^^^^^^^^^^^^^^^^
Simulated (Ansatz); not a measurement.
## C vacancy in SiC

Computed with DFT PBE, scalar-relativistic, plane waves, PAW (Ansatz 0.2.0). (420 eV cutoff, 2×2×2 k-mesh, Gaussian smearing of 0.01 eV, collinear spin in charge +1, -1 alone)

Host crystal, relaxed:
^^^^^^^^^^^^^^^^

• **Requirement**
With nothing left out, transcribe the records above exactly.

• **Answer space**
Simulated (Ansatz); not a measurement.
## C vacancy in SiC

Computed with DFT PBE, scalar-relativistic, plane waves, PAW (Ansatz 0.2.0). (420 eV cutoff, 2×2×2 k-mesh, Gaussian smearing of 0.01 eV, collinear spin in charge +1, -1 alone)

Host crystal, relaxed:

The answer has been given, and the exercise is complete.